BEGIN

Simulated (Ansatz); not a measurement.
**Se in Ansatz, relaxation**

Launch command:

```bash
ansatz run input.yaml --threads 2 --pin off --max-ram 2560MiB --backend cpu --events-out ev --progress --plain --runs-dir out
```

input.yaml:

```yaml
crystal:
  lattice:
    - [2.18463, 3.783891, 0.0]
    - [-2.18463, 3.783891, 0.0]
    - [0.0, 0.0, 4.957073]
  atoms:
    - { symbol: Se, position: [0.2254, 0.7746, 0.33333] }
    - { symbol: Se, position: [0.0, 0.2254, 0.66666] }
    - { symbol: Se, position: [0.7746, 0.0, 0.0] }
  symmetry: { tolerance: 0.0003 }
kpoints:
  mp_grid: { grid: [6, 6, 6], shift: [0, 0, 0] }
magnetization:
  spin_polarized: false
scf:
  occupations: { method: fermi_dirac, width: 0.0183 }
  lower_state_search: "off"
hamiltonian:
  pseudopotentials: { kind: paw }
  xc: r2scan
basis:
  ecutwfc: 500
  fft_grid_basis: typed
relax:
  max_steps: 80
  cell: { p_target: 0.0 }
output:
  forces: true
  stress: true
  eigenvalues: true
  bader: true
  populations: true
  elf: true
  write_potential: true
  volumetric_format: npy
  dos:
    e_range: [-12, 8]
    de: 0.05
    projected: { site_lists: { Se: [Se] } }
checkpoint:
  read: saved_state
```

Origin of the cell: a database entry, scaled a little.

END

• **EXERCISE**
Repeat the records above exactly, from the first line to the last.

• **YOUR RESPONSE**
Simulated (Ansatz); not a measurement.
**Se in Ansatz, relaxation**

Launch command:

```bash
ansatz run input.yaml --threads 2 --pin off --max-ram 2560MiB --backend cpu --events-out ev --progress --plain --runs-dir out
```

input.yaml:

```yaml
crystal:
  lattice:
    - [2.18463, 3.783891, 0.0]
    - [-2.18463, 3.783891, 0.0]
    - [0.0, 0.0, 4.957073]
  atoms:
    - { symbol: Se, position: [0.2254, 0.7746, 0.33333] }
    - { symbol: Se, position: [0.0, 0.2254, 0.66666] }
    - { symbol: Se, position: [0.7746, 0.0, 0.0] }
  symmetry: { tolerance: 0.0003 }
kpoints:
  mp_grid: { grid: [6, 6, 6], shift: [0, 0, 0] }
magnetization:
  spin_polarized: false
scf:
  occupations: { method: fermi_dirac, width: 0.0183 }
  lower_state_search: "off"
hamiltonian:
  pseudopotentials: { kind: paw }
  xc: r2scan
basis:
  ecutwfc: 500
  fft_grid_basis: typed
relax:
  max_steps: 80
  cell: { p_target: 0.0 }
output:
  forces: true
  stress: true
  eigenvalues: true
  bader: true
  populations: true
  elf: true
  write_potential: true
  volumetric_format: npy
  dos:
    e_range: [-12, 8]
    de: 0.05
    projected: { site_lists: { Se: [Se] } }
checkpoint:
  read: saved_state
```

Origin of the cell: a database entry, scaled a little.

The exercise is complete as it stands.